• _Work instruction_
Transcribe exactly the lines that begin the material and continue through the line containing "1 further run". Leave out whatever follows.

• _Source information_

[Start of Attachment]

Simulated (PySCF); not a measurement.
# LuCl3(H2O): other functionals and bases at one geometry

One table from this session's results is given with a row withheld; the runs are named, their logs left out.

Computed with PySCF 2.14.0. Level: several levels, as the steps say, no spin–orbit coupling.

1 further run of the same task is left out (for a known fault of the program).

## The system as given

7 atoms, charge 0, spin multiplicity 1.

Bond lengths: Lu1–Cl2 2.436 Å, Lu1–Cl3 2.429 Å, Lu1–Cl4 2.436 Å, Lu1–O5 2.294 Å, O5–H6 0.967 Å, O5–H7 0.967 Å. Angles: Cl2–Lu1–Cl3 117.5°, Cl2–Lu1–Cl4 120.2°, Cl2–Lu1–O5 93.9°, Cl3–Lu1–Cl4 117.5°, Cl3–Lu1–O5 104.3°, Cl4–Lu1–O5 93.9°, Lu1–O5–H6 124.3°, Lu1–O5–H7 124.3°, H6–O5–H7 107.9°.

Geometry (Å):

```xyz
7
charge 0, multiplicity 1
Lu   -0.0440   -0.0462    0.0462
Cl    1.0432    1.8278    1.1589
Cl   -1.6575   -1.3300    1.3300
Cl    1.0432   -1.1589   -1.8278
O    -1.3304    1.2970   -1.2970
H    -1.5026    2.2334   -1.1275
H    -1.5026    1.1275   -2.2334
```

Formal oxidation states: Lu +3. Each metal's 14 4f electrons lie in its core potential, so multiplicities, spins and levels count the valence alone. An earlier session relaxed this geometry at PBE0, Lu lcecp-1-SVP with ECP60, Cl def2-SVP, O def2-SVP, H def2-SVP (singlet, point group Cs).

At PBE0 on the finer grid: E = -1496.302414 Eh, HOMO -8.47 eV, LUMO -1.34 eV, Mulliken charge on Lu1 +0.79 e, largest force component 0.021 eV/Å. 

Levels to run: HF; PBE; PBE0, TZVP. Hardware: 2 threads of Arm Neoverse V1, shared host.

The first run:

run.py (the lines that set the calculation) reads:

[End of Attachment]

• _Exercise solution_
Simulated (PySCF); not a measurement.
# LuCl3(H2O): other functionals and bases at one geometry

One table from this session's results is given with a row withheld; the runs are named, their logs left out.

Computed with PySCF 2.14.0. Level: several levels, as the steps say, no spin–orbit coupling.

1 further run of the same task is left out (for a known fault of the program).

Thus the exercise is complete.